> Action item
For the listing below, return the line containing "Crystal: Bi.", the line containing "This isn't the", and all lines in between, exactly as written and nothing else.

> Recorded information
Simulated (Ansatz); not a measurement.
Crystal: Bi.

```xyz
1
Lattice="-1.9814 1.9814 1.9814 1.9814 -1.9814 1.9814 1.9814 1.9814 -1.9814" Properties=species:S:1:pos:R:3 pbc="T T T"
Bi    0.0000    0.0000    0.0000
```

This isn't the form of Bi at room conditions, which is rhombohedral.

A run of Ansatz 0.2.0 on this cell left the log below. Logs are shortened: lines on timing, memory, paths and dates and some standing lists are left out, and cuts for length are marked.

> Task output
Crystal: Bi.

```xyz
1
Lattice="-1.9814 1.9814 1.9814 1.9814 -1.9814 1.9814 1.9814 1.9814 -1.9814" Properties=species:S:1:pos:R:3 pbc="T T T"
Bi    0.0000    0.0000    0.0000
```

This isn't the form of Bi at room conditions, which is rhombohedral.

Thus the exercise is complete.